__Record excerpts__
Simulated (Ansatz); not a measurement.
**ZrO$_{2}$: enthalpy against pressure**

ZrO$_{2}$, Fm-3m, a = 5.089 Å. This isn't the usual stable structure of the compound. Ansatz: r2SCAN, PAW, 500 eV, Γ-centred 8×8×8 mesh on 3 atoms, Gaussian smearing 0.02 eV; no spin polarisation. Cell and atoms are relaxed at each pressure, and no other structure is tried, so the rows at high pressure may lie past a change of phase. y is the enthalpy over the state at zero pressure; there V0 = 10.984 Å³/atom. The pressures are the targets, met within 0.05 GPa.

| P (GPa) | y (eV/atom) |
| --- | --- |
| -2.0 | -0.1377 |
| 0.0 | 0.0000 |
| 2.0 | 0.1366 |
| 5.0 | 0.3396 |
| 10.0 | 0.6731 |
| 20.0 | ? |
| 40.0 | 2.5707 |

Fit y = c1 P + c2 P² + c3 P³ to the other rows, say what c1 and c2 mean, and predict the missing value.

__Requirement__
Copy every record once more, exactly as given.

__Result__
Simulated (Ansatz); not a measurement.
**ZrO$_{2}$: enthalpy against pressure**

ZrO$_{2}$, Fm-3m, a = 5.089 Å. This isn't the usual stable structure of the compound. Ansatz: r2SCAN, PAW, 500 eV, Γ-centred 8×8×8 mesh on 3 atoms, Gaussian smearing 0.02 eV; no spin polarisation. Cell and atoms are relaxed at each pressure, and no other structure is tried, so the rows at high pressure may lie past a change of phase. y is the enthalpy over the state at zero pressure; there V0 = 10.984 Å³/atom. The pressures are the targets, met within 0.05 GPa.

| P (GPa) | y (eV/atom) |
| --- | --- |
| -2.0 | -0.1377 |
| 0.0 | 0.0000 |
| 2.0 | 0.1366 |
| 5.0 | 0.3396 |
| 10.0 | 0.6731 |
| 20.0 | ? |
| 40.0 | 2.5707 |

Fit y = c1 P + c2 P² + c3 P³ to the other rows, say what c1 and c2 mean, and predict the missing value.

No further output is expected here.